-=-=-

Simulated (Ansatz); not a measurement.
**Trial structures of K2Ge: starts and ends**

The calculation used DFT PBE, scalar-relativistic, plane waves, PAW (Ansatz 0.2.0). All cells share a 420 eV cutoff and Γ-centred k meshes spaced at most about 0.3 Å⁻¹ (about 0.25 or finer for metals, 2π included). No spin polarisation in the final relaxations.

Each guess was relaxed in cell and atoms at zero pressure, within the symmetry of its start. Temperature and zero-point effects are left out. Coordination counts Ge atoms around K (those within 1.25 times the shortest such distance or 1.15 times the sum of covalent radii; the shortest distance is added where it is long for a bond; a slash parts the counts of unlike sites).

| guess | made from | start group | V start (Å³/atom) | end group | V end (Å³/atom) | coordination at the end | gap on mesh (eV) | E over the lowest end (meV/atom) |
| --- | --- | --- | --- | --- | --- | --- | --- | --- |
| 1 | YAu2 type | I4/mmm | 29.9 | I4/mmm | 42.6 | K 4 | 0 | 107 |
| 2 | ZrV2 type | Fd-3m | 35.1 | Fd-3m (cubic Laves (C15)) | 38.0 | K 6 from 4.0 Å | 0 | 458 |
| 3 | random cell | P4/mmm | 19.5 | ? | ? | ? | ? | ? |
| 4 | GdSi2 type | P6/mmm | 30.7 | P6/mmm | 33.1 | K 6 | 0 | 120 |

-=-=-

Exercise
Please give the data again in full, exactly as written.

Exercise output
Simulated (Ansatz); not a measurement.
**Trial structures of K2Ge: starts and ends**

The calculation used DFT PBE, scalar-relativistic, plane waves, PAW (Ansatz 0.2.0). All cells share a 420 eV cutoff and Γ-centred k meshes spaced at most about 0.3 Å⁻¹ (about 0.25 or finer for metals, 2π included). No spin polarisation in the final relaxations.

Each guess was relaxed in cell and atoms at zero pressure, within the symmetry of its start. Temperature and zero-point effects are left out. Coordination counts Ge atoms around K (those within 1.25 times the shortest such distance or 1.15 times the sum of covalent radii; the shortest distance is added where it is long for a bond; a slash parts the counts of unlike sites).

| guess | made from | start group | V start (Å³/atom) | end group | V end (Å³/atom) | coordination at the end | gap on mesh (eV) | E over the lowest end (meV/atom) |
| --- | --- | --- | --- | --- | --- | --- | --- | --- |
| 1 | YAu2 type | I4/mmm | 29.9 | I4/mmm | 42.6 | K 4 | 0 | 107 |
| 2 | ZrV2 type | Fd-3m | 35.1 | Fd-3m (cubic Laves (C15)) | 38.0 | K 6 from 4.0 Å | 0 | 458 |
| 3 | random cell | P4/mmm | 19.5 | ? | ? | ? | ? | ? |
| 4 | GdSi2 type | P6/mmm | 30.7 | P6/mmm | 33.1 | K 6 | 0 | 120 |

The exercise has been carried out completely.